Excerpted records>
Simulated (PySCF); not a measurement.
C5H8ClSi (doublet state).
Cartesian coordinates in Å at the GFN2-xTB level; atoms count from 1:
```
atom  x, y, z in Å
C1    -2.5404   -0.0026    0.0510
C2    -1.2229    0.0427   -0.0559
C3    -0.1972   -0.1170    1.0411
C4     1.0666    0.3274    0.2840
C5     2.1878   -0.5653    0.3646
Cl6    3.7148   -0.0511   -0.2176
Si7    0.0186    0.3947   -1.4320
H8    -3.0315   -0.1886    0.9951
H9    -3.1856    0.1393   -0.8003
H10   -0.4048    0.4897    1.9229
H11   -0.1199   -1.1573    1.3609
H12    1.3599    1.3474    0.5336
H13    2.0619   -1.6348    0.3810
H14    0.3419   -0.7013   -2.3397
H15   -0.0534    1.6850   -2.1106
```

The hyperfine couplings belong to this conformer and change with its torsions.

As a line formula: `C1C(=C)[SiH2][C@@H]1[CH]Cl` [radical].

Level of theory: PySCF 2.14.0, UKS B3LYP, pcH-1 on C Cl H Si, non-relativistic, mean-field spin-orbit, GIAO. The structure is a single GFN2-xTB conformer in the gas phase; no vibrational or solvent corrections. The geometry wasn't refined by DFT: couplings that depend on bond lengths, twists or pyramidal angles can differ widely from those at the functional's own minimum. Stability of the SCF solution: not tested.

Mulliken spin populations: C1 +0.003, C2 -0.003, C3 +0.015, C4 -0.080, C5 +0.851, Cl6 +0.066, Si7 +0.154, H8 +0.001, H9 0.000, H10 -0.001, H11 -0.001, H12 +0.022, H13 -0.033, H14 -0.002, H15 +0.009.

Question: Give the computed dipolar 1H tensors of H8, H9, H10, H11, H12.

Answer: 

Work task> Print the listing above from its first line through the line with "Question: Give the", and stop there.

Task result>
Simulated (PySCF); not a measurement.
C5H8ClSi (doublet state).
Cartesian coordinates in Å at the GFN2-xTB level; atoms count from 1:
```
atom  x, y, z in Å
C1    -2.5404   -0.0026    0.0510
C2    -1.2229    0.0427   -0.0559
C3    -0.1972   -0.1170    1.0411
C4     1.0666    0.3274    0.2840
C5     2.1878   -0.5653    0.3646
Cl6    3.7148   -0.0511   -0.2176
Si7    0.0186    0.3947   -1.4320
H8    -3.0315   -0.1886    0.9951
H9    -3.1856    0.1393   -0.8003
H10   -0.4048    0.4897    1.9229
H11   -0.1199   -1.1573    1.3609
H12    1.3599    1.3474    0.5336
H13    2.0619   -1.6348    0.3810
H14    0.3419   -0.7013   -2.3397
H15   -0.0534    1.6850   -2.1106
```

The hyperfine couplings belong to this conformer and change with its torsions.

As a line formula: `C1C(=C)[SiH2][C@@H]1[CH]Cl` [radical].

Level of theory: PySCF 2.14.0, UKS B3LYP, pcH-1 on C Cl H Si, non-relativistic, mean-field spin-orbit, GIAO. The structure is a single GFN2-xTB conformer in the gas phase; no vibrational or solvent corrections. The geometry wasn't refined by DFT: couplings that depend on bond lengths, twists or pyramidal angles can differ widely from those at the functional's own minimum. Stability of the SCF solution: not tested.

Mulliken spin populations: C1 +0.003, C2 -0.003, C3 +0.015, C4 -0.080, C5 +0.851, Cl6 +0.066, Si7 +0.154, H8 +0.001, H9 0.000, H10 -0.001, H11 -0.001, H12 +0.022, H13 -0.033, H14 -0.002, H15 +0.009.

Question: Give the computed dipolar 1H tensors of H8, H9, H10, H11, H12.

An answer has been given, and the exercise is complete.